Data extracts |
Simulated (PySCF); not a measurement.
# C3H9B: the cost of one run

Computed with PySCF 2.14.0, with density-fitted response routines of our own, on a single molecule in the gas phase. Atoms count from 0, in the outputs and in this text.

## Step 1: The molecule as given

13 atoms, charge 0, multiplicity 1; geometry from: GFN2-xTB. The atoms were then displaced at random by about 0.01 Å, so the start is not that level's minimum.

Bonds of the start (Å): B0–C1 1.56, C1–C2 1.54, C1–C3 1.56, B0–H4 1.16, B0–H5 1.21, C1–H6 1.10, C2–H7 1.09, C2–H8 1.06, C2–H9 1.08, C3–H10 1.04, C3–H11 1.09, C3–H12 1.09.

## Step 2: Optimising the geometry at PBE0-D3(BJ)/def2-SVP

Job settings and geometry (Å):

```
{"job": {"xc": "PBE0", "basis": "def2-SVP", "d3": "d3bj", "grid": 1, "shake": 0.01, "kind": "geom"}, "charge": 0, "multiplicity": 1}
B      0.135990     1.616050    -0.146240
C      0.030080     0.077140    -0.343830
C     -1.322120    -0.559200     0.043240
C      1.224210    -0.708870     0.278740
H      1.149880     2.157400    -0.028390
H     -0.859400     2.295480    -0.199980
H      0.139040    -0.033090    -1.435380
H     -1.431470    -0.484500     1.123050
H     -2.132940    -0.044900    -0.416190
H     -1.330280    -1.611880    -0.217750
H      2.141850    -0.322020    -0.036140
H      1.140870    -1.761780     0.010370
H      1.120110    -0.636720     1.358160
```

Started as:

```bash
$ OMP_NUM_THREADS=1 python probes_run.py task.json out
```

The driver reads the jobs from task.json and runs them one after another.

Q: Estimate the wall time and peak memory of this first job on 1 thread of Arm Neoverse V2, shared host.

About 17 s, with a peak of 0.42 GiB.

Required action |
In restating the data, begin at its first line, reproduce each line word for word, and conclude with the line that contains "Bonds of the".

Answer box |
Simulated (PySCF); not a measurement.
# C3H9B: the cost of one run

Computed with PySCF 2.14.0, with density-fitted response routines of our own, on a single molecule in the gas phase. Atoms count from 0, in the outputs and in this text.

## Step 1: The molecule as given

13 atoms, charge 0, multiplicity 1; geometry from: GFN2-xTB. The atoms were then displaced at random by about 0.01 Å, so the start is not that level's minimum.

Bonds of the start (Å): B0–C1 1.56, C1–C2 1.54, C1–C3 1.56, B0–H4 1.16, B0–H5 1.21, C1–H6 1.10, C2–H7 1.09, C2–H8 1.06, C2–H9 1.08, C3–H10 1.04, C3–H11 1.09, C3–H12 1.09.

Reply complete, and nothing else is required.